- [Input data]:
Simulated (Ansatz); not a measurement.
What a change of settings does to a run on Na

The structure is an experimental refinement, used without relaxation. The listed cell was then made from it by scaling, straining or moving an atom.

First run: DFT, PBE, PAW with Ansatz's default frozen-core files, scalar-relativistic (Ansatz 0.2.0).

- [Requirement]: Restate the whole listing word for word so that no line differs from the original.

- [Written response]:
Simulated (Ansatz); not a measurement.
What a change of settings does to a run on Na

The structure is an experimental refinement, used without relaxation. The listed cell was then made from it by scaling, straining or moving an atom.

First run: DFT, PBE, PAW with Ansatz's default frozen-core files, scalar-relativistic (Ansatz 0.2.0).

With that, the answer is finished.